Assignment: Output every record below exactly.

Information supplied:
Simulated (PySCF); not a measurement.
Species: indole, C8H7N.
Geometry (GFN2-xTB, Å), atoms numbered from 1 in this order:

Task output:
Simulated (PySCF); not a measurement.
Species: indole, C8H7N.
Geometry (GFN2-xTB, Å), atoms numbered from 1 in this order:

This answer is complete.